DATASET EXTRACT
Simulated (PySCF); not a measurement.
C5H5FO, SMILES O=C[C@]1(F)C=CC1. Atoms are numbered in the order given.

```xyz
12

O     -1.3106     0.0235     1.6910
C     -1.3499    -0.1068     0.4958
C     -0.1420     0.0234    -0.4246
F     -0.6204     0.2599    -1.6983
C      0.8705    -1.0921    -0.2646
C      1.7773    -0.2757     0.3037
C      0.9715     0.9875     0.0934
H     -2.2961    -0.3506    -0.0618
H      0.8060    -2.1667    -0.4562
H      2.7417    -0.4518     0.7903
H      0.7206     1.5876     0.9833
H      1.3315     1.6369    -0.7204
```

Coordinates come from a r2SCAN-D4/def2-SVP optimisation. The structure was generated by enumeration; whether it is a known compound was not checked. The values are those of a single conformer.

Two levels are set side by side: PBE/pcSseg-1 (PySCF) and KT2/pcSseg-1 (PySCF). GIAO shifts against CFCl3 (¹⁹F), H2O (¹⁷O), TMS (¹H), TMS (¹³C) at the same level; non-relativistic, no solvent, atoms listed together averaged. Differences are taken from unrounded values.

WORK REQUEST
Each of the entries must be set down again exactly.

EXERCISE OUTPUT
Simulated (PySCF); not a measurement.
C5H5FO, SMILES O=C[C@]1(F)C=CC1. Atoms are numbered in the order given.

```xyz
12

O     -1.3106     0.0235     1.6910
C     -1.3499    -0.1068     0.4958
C     -0.1420     0.0234    -0.4246
F     -0.6204     0.2599    -1.6983
C      0.8705    -1.0921    -0.2646
C      1.7773    -0.2757     0.3037
C      0.9715     0.9875     0.0934
H     -2.2961    -0.3506    -0.0618
H      0.8060    -2.1667    -0.4562
H      2.7417    -0.4518     0.7903
H      0.7206     1.5876     0.9833
H      1.3315     1.6369    -0.7204
```

Coordinates come from a r2SCAN-D4/def2-SVP optimisation. The structure was generated by enumeration; whether it is a known compound was not checked. The values are those of a single conformer.

Two levels are set side by side: PBE/pcSseg-1 (PySCF) and KT2/pcSseg-1 (PySCF). GIAO shifts against CFCl3 (¹⁹F), H2O (¹⁷O), TMS (¹H), TMS (¹³C) at the same level; non-relativistic, no solvent, atoms listed together averaged. Differences are taken from unrounded values.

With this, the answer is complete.